> **Dataset content**
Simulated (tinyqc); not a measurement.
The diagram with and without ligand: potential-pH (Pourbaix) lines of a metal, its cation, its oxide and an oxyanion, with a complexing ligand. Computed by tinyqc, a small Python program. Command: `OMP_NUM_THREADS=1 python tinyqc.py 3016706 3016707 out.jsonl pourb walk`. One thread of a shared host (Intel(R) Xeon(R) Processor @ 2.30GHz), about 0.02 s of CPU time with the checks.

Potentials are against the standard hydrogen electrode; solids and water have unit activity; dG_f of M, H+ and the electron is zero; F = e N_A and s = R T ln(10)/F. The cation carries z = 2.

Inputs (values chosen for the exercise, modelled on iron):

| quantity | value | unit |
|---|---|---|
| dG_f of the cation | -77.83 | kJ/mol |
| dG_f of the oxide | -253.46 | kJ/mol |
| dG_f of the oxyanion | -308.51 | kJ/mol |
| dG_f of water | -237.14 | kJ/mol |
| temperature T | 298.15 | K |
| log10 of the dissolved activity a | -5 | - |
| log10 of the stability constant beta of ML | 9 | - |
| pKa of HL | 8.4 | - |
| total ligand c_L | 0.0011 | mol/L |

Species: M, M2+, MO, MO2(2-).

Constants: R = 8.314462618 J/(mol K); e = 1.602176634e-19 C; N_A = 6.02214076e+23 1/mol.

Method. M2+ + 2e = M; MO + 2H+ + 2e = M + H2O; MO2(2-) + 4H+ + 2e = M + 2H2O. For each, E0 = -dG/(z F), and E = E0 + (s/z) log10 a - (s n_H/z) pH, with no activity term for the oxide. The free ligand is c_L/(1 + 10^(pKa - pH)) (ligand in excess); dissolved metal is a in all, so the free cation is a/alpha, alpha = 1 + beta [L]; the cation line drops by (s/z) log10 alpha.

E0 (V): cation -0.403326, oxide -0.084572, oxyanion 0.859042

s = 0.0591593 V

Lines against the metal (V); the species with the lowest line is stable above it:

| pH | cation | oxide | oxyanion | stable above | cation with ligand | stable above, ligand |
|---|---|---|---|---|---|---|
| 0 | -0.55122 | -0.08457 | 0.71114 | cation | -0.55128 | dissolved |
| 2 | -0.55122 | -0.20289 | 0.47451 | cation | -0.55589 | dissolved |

> **Assigned task**
Reproduce verbatim only this range: the first line of the material through the line that contains "-253.46 | kJ/mol |", inclusive.

> **Worked solution**
Simulated (tinyqc); not a measurement.
The diagram with and without ligand: potential-pH (Pourbaix) lines of a metal, its cation, its oxide and an oxyanion, with a complexing ligand. Computed by tinyqc, a small Python program. Command: `OMP_NUM_THREADS=1 python tinyqc.py 3016706 3016707 out.jsonl pourb walk`. One thread of a shared host (Intel(R) Xeon(R) Processor @ 2.30GHz), about 0.02 s of CPU time with the checks.

Potentials are against the standard hydrogen electrode; solids and water have unit activity; dG_f of M, H+ and the electron is zero; F = e N_A and s = R T ln(10)/F. The cation carries z = 2.

Inputs (values chosen for the exercise, modelled on iron):

| quantity | value | unit |
|---|---|---|
| dG_f of the cation | -77.83 | kJ/mol |
| dG_f of the oxide | -253.46 | kJ/mol |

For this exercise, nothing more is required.